● The data

*** Block opens ***

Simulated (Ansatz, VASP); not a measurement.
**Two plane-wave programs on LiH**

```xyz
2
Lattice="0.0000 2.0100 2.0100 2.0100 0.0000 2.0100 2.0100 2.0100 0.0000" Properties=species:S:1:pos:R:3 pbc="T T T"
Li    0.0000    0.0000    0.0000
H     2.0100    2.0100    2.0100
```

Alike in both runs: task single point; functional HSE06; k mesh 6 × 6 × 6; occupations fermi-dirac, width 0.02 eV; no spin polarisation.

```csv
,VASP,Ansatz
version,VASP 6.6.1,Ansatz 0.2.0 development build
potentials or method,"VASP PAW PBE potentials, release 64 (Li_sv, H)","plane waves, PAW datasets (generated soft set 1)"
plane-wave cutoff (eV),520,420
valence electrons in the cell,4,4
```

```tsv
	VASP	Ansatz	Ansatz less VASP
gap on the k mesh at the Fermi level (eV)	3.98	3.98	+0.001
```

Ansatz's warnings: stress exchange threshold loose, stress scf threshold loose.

*** Block closes ***

● Task item
The whole set of records needs to be written out exactly.

● Written solution
Simulated (Ansatz, VASP); not a measurement.
**Two plane-wave programs on LiH**

```xyz
2
Lattice="0.0000 2.0100 2.0100 2.0100 0.0000 2.0100 2.0100 2.0100 0.0000" Properties=species:S:1:pos:R:3 pbc="T T T"
Li    0.0000    0.0000    0.0000
H     2.0100    2.0100    2.0100
```

Alike in both runs: task single point; functional HSE06; k mesh 6 × 6 × 6; occupations fermi-dirac, width 0.02 eV; no spin polarisation.

```csv
,VASP,Ansatz
version,VASP 6.6.1,Ansatz 0.2.0 development build
potentials or method,"VASP PAW PBE potentials, release 64 (Li_sv, H)","plane waves, PAW datasets (generated soft set 1)"
plane-wave cutoff (eV),520,420
valence electrons in the cell,4,4
```

```tsv
	VASP	Ansatz	Ansatz less VASP
gap on the k mesh at the Fermi level (eV)	3.98	3.98	+0.001
```

Ansatz's warnings: stress exchange threshold loose, stress scf threshold loose.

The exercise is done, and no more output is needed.